▶ **Requirement**
Write out, word for word, the part of the listing below that opens with the line containing "Method: Kohn-Sham DFT" and closes with the line containing "Figure 1. The", keeping both of those lines and adding no others.

▶ **Source information**

^^^^^^^^

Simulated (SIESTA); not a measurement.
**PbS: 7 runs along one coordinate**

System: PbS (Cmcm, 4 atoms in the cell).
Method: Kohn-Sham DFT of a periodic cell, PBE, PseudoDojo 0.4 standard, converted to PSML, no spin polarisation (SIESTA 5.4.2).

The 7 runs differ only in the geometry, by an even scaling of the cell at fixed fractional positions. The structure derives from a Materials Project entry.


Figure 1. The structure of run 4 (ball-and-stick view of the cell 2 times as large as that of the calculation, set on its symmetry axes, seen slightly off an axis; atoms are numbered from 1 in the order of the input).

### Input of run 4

^^^^^^^^

▶ **Your response**
Method: Kohn-Sham DFT of a periodic cell, PBE, PseudoDojo 0.4 standard, converted to PSML, no spin polarisation (SIESTA 5.4.2).

The 7 runs differ only in the geometry, by an even scaling of the cell at fixed fractional positions. The structure derives from a Materials Project entry.


Figure 1. The structure of run 4 (ball-and-stick view of the cell 2 times as large as that of the calculation, set on its symmetry axes, seen slightly off an axis; atoms are numbered from 1 in the order of the input).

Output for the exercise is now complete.